* [Work request]: Look below for the line containing "This cell differs" and the line containing "Caveats: spin-orbit coupling"; repeat exactly those two lines and all lines between them, and nothing else.

┏━━

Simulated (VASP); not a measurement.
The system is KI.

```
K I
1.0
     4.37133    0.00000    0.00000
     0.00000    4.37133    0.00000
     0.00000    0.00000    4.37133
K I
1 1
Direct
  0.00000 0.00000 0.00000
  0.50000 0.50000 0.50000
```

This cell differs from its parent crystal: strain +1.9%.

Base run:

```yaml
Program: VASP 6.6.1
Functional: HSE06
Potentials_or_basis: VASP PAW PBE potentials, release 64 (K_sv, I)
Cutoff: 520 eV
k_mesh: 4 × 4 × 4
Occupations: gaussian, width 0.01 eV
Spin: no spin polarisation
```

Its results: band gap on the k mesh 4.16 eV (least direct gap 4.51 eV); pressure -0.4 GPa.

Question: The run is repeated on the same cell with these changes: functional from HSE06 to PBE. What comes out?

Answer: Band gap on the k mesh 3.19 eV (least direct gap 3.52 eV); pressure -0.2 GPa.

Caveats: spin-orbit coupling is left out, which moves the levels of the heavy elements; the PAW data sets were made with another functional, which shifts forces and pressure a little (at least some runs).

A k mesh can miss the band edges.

┗━━

* [Result]:
This cell differs from its parent crystal: strain +1.9%.

Base run:

```yaml
Program: VASP 6.6.1
Functional: HSE06
Potentials_or_basis: VASP PAW PBE potentials, release 64 (K_sv, I)
Cutoff: 520 eV
k_mesh: 4 × 4 × 4
Occupations: gaussian, width 0.01 eV
Spin: no spin polarisation
```

Its results: band gap on the k mesh 4.16 eV (least direct gap 4.51 eV); pressure -0.4 GPa.

Question: The run is repeated on the same cell with these changes: functional from HSE06 to PBE. What comes out?

Answer: Band gap on the k mesh 3.19 eV (least direct gap 3.52 eV); pressure -0.2 GPa.

Caveats: spin-orbit coupling is left out, which moves the levels of the heavy elements; the PAW data sets were made with another functional, which shifts forces and pressure a little (at least some runs).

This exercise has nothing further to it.